####################

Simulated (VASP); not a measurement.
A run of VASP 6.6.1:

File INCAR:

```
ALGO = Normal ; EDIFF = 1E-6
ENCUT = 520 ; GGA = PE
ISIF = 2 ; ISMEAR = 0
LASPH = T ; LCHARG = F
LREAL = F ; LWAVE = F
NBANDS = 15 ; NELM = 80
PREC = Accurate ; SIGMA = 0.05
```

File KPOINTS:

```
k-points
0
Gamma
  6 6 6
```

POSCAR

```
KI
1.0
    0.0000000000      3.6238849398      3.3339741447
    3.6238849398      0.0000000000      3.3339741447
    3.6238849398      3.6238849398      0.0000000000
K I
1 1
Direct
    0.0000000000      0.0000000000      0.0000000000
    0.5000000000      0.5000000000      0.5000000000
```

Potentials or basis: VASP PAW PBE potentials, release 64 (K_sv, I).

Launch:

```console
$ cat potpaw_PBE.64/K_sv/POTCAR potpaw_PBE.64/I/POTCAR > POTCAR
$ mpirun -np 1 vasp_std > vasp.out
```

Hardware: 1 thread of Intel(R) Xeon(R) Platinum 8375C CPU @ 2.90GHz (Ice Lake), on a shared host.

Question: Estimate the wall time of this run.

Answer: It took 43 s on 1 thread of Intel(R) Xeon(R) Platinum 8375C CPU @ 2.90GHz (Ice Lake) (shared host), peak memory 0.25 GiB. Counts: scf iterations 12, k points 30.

####################

Action item:
Please restate, word for word, the lines of the entries that run from the first line through the one holding "Question: Estimate the wall time of this run.", and add nothing.

Written solution:
Simulated (VASP); not a measurement.
A run of VASP 6.6.1:

File INCAR:

```
ALGO = Normal ; EDIFF = 1E-6
ENCUT = 520 ; GGA = PE
ISIF = 2 ; ISMEAR = 0
LASPH = T ; LCHARG = F
LREAL = F ; LWAVE = F
NBANDS = 15 ; NELM = 80
PREC = Accurate ; SIGMA = 0.05
```

File KPOINTS:

```
k-points
0
Gamma
  6 6 6
```

POSCAR

```
KI
1.0
    0.0000000000      3.6238849398      3.3339741447
    3.6238849398      0.0000000000      3.3339741447
    3.6238849398      3.6238849398      0.0000000000
K I
1 1
Direct
    0.0000000000      0.0000000000      0.0000000000
    0.5000000000      0.5000000000      0.5000000000
```

Potentials or basis: VASP PAW PBE potentials, release 64 (K_sv, I).

Launch:

```console
$ cat potpaw_PBE.64/K_sv/POTCAR potpaw_PBE.64/I/POTCAR > POTCAR
$ mpirun -np 1 vasp_std > vasp.out
```

Hardware: 1 thread of Intel(R) Xeon(R) Platinum 8375C CPU @ 2.90GHz (Ice Lake), on a shared host.

Question: Estimate the wall time of this run.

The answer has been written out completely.